——
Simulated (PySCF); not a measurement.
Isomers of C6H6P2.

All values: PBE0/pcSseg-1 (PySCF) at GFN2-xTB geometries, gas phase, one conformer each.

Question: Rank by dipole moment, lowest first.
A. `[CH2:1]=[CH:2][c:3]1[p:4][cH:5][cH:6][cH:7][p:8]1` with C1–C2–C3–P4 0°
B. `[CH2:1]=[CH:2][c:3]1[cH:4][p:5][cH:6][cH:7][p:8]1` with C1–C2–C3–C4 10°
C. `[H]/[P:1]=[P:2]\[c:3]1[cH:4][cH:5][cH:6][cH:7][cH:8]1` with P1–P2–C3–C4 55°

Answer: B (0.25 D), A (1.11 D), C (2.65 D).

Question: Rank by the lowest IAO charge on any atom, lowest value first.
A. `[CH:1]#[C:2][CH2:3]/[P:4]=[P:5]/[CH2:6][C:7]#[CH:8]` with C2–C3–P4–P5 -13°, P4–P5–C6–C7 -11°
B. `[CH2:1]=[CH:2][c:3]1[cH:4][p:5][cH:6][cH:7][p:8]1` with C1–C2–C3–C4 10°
——

**Work request**
Word-for-word copies of all the records are required.

**Expected answer**
Simulated (PySCF); not a measurement.
Isomers of C6H6P2.

All values: PBE0/pcSseg-1 (PySCF) at GFN2-xTB geometries, gas phase, one conformer each.

Question: Rank by dipole moment, lowest first.
A. `[CH2:1]=[CH:2][c:3]1[p:4][cH:5][cH:6][cH:7][p:8]1` with C1–C2–C3–P4 0°
B. `[CH2:1]=[CH:2][c:3]1[cH:4][p:5][cH:6][cH:7][p:8]1` with C1–C2–C3–C4 10°
C. `[H]/[P:1]=[P:2]\[c:3]1[cH:4][cH:5][cH:6][cH:7][cH:8]1` with P1–P2–C3–C4 55°

Answer: B (0.25 D), A (1.11 D), C (2.65 D).

Question: Rank by the lowest IAO charge on any atom, lowest value first.
A. `[CH:1]#[C:2][CH2:3]/[P:4]=[P:5]/[CH2:6][C:7]#[CH:8]` with C2–C3–P4–P5 -13°, P4–P5–C6–C7 -11°
B. `[CH2:1]=[CH:2][c:3]1[cH:4][p:5][cH:6][cH:7][p:8]1` with C1–C2–C3–C4 10°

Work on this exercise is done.